- Dataset
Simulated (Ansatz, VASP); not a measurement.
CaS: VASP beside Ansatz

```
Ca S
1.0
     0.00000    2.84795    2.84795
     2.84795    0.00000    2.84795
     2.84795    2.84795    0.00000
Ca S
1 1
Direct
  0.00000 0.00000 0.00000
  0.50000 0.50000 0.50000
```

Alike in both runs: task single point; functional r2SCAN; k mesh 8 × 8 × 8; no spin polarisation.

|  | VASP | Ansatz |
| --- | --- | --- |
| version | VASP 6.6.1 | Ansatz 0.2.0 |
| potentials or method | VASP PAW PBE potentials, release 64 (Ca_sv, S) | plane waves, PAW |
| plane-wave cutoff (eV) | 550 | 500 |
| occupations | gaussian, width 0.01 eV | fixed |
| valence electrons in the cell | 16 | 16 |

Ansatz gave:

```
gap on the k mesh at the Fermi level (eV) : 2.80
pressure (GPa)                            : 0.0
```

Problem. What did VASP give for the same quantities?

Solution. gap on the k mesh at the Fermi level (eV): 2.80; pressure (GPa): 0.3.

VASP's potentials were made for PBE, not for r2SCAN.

- Assignment
The entries above are to be retyped exactly, with nothing left out.

- Response box
Simulated (Ansatz, VASP); not a measurement.
CaS: VASP beside Ansatz

```
Ca S
1.0
     0.00000    2.84795    2.84795
     2.84795    0.00000    2.84795
     2.84795    2.84795    0.00000
Ca S
1 1
Direct
  0.00000 0.00000 0.00000
  0.50000 0.50000 0.50000
```

Alike in both runs: task single point; functional r2SCAN; k mesh 8 × 8 × 8; no spin polarisation.

|  | VASP | Ansatz |
| --- | --- | --- |
| version | VASP 6.6.1 | Ansatz 0.2.0 |
| potentials or method | VASP PAW PBE potentials, release 64 (Ca_sv, S) | plane waves, PAW |
| plane-wave cutoff (eV) | 550 | 500 |
| occupations | gaussian, width 0.01 eV | fixed |
| valence electrons in the cell | 16 | 16 |

Ansatz gave:

```
gap on the k mesh at the Fermi level (eV) : 2.80
pressure (GPa)                            : 0.0
```

Problem. What did VASP give for the same quantities?

Solution. gap on the k mesh at the Fermi level (eV): 2.80; pressure (GPa): 0.3.

VASP's potentials were made for PBE, not for r2SCAN.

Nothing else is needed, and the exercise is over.